§ **Supplied information**
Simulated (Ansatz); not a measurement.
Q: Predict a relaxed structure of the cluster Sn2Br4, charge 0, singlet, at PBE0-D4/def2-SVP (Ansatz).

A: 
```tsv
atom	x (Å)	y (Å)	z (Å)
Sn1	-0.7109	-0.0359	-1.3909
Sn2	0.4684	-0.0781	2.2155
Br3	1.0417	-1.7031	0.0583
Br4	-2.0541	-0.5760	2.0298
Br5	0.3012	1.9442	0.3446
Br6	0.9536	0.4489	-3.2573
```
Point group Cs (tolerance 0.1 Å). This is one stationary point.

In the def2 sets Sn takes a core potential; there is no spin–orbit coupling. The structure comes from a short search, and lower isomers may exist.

§ **Work request**
Each line from the top of the records above through the line containing "Point group Cs" needs to be transcribed exactly, and no line after it.

§ **Task answer**
Simulated (Ansatz); not a measurement.
Q: Predict a relaxed structure of the cluster Sn2Br4, charge 0, singlet, at PBE0-D4/def2-SVP (Ansatz).

A: 
```tsv
atom	x (Å)	y (Å)	z (Å)
Sn1	-0.7109	-0.0359	-1.3909
Sn2	0.4684	-0.0781	2.2155
Br3	1.0417	-1.7031	0.0583
Br4	-2.0541	-0.5760	2.0298
Br5	0.3012	1.9442	0.3446
Br6	0.9536	0.4489	-3.2573
```
Point group Cs (tolerance 0.1 Å). This is one stationary point.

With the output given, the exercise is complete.